EXTRACTED INFORMATION:
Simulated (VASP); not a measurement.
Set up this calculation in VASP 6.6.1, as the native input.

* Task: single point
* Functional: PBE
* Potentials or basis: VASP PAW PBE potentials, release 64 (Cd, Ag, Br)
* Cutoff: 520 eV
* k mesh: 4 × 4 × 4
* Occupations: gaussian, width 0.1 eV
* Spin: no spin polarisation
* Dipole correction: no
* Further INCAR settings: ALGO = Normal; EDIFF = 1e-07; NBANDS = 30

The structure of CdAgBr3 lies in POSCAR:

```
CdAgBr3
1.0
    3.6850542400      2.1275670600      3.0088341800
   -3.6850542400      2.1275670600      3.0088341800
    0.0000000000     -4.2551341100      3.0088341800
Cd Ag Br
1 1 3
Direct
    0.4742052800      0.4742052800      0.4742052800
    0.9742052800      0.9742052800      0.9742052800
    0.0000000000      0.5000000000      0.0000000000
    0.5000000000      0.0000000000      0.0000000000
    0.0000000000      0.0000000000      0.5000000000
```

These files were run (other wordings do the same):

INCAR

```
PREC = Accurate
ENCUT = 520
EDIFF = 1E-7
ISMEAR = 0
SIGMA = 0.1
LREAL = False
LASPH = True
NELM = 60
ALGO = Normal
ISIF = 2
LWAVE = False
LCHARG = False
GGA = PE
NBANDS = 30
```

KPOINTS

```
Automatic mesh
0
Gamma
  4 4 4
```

WORK TASK: Extract each entry in full, exactly as given.

YOUR SOLUTION:
Simulated (VASP); not a measurement.
Set up this calculation in VASP 6.6.1, as the native input.

* Task: single point
* Functional: PBE
* Potentials or basis: VASP PAW PBE potentials, release 64 (Cd, Ag, Br)
* Cutoff: 520 eV
* k mesh: 4 × 4 × 4
* Occupations: gaussian, width 0.1 eV
* Spin: no spin polarisation
* Dipole correction: no
* Further INCAR settings: ALGO = Normal; EDIFF = 1e-07; NBANDS = 30

The structure of CdAgBr3 lies in POSCAR:

```
CdAgBr3
1.0
    3.6850542400      2.1275670600      3.0088341800
   -3.6850542400      2.1275670600      3.0088341800
    0.0000000000     -4.2551341100      3.0088341800
Cd Ag Br
1 1 3
Direct
    0.4742052800      0.4742052800      0.4742052800
    0.9742052800      0.9742052800      0.9742052800
    0.0000000000      0.5000000000      0.0000000000
    0.5000000000      0.0000000000      0.0000000000
    0.0000000000      0.0000000000      0.5000000000
```

These files were run (other wordings do the same):

INCAR

```
PREC = Accurate
ENCUT = 520
EDIFF = 1E-7
ISMEAR = 0
SIGMA = 0.1
LREAL = False
LASPH = True
NELM = 60
ALGO = Normal
ISIF = 2
LWAVE = False
LCHARG = False
GGA = PE
NBANDS = 30
```

KPOINTS

```
Automatic mesh
0
Gamma
  4 4 4
```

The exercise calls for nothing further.